- Opening Delimiter -

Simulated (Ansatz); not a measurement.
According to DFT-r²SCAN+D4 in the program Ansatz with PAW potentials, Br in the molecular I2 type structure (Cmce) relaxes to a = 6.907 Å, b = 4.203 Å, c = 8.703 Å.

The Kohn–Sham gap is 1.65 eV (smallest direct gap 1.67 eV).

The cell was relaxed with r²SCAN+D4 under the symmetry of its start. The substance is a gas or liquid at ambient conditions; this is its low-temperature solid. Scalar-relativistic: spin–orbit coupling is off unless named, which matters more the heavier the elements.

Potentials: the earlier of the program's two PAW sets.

- Closing Delimiter -

• _Brief_
Line by line, print the records above exactly as they stand.

• _Exercise result_
Simulated (Ansatz); not a measurement.
According to DFT-r²SCAN+D4 in the program Ansatz with PAW potentials, Br in the molecular I2 type structure (Cmce) relaxes to a = 6.907 Å, b = 4.203 Å, c = 8.703 Å.

The Kohn–Sham gap is 1.65 eV (smallest direct gap 1.67 eV).

The cell was relaxed with r²SCAN+D4 under the symmetry of its start. The substance is a gas or liquid at ambient conditions; this is its low-temperature solid. Scalar-relativistic: spin–orbit coupling is off unless named, which matters more the heavier the elements.

Potentials: the earlier of the program's two PAW sets.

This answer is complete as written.